● ASSIGNED TASK: Return exactly the listing's lines, from its first line to the line holding "Space group Pm;", ends included.

● EXTRACTED INFORMATION:
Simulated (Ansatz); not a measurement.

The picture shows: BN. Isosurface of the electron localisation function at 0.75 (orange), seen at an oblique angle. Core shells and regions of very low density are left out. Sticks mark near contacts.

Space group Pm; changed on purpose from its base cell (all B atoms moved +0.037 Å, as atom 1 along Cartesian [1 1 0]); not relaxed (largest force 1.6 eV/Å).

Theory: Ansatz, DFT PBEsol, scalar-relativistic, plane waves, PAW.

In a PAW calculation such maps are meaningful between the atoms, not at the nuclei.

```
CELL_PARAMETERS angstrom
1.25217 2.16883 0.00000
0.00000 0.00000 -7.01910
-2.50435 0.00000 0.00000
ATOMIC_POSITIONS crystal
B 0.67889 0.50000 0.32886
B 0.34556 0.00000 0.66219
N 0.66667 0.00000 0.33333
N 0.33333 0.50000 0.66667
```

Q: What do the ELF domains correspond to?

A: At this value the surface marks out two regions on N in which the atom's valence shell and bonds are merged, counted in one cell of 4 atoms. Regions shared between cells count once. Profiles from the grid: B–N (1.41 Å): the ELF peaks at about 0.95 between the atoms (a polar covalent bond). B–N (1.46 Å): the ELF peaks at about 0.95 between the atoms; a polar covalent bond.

● ANSWER SECTION:
Simulated (Ansatz); not a measurement.

The picture shows: BN. Isosurface of the electron localisation function at 0.75 (orange), seen at an oblique angle. Core shells and regions of very low density are left out. Sticks mark near contacts.

Space group Pm; changed on purpose from its base cell (all B atoms moved +0.037 Å, as atom 1 along Cartesian [1 1 0]); not relaxed (largest force 1.6 eV/Å).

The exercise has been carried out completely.